> [Input data]:
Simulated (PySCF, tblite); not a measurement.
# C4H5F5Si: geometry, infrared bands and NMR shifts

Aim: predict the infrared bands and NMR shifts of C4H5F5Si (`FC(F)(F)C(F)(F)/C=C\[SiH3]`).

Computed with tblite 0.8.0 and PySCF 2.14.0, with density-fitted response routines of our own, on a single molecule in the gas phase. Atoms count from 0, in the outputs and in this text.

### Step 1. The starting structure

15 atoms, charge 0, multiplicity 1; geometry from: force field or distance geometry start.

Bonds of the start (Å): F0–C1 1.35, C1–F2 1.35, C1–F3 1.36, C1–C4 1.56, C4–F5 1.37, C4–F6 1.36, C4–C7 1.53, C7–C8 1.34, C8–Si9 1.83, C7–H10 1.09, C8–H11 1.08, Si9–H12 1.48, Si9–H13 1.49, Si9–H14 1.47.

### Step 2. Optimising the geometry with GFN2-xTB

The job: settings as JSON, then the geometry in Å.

> [Work request]: Could you retype all of the entries exactly, leaving none out?

> [Exercise response]:
Simulated (PySCF, tblite); not a measurement.
# C4H5F5Si: geometry, infrared bands and NMR shifts

Aim: predict the infrared bands and NMR shifts of C4H5F5Si (`FC(F)(F)C(F)(F)/C=C\[SiH3]`).

Computed with tblite 0.8.0 and PySCF 2.14.0, with density-fitted response routines of our own, on a single molecule in the gas phase. Atoms count from 0, in the outputs and in this text.

### Step 1. The starting structure

15 atoms, charge 0, multiplicity 1; geometry from: force field or distance geometry start.

Bonds of the start (Å): F0–C1 1.35, C1–F2 1.35, C1–F3 1.36, C1–C4 1.56, C4–F5 1.37, C4–F6 1.36, C4–C7 1.53, C7–C8 1.34, C8–Si9 1.83, C7–H10 1.09, C8–H11 1.08, Si9–H12 1.48, Si9–H13 1.49, Si9–H14 1.47.

### Step 2. Optimising the geometry with GFN2-xTB

The job: settings as JSON, then the geometry in Å.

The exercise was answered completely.